**DATASET**
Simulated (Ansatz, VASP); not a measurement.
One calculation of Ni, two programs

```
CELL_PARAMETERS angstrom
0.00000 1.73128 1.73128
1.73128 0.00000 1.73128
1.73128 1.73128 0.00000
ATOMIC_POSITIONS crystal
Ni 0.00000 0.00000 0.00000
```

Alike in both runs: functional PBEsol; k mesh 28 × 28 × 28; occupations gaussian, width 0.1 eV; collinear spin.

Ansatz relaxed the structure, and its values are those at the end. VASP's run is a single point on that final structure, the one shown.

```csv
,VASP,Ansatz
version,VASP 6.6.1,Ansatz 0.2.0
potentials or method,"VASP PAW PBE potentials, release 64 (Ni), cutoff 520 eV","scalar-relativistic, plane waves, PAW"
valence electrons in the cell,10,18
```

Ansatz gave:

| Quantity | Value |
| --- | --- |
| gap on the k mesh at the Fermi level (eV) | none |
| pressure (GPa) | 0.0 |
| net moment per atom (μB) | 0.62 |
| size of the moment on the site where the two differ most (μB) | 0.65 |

**ASSIGNMENT**
Transcribe every record above exactly.

**EXERCISE ANSWER**
Simulated (Ansatz, VASP); not a measurement.
One calculation of Ni, two programs

```
CELL_PARAMETERS angstrom
0.00000 1.73128 1.73128
1.73128 0.00000 1.73128
1.73128 1.73128 0.00000
ATOMIC_POSITIONS crystal
Ni 0.00000 0.00000 0.00000
```

Alike in both runs: functional PBEsol; k mesh 28 × 28 × 28; occupations gaussian, width 0.1 eV; collinear spin.

Ansatz relaxed the structure, and its values are those at the end. VASP's run is a single point on that final structure, the one shown.

```csv
,VASP,Ansatz
version,VASP 6.6.1,Ansatz 0.2.0
potentials or method,"VASP PAW PBE potentials, release 64 (Ni), cutoff 520 eV","scalar-relativistic, plane waves, PAW"
valence electrons in the cell,10,18
```

Ansatz gave:

| Quantity | Value |
| --- | --- |
| gap on the k mesh at the Fermi level (eV) | none |
| pressure (GPa) | 0.0 |
| net moment per atom (μB) | 0.62 |
| size of the moment on the site where the two differ most (μB) | 0.65 |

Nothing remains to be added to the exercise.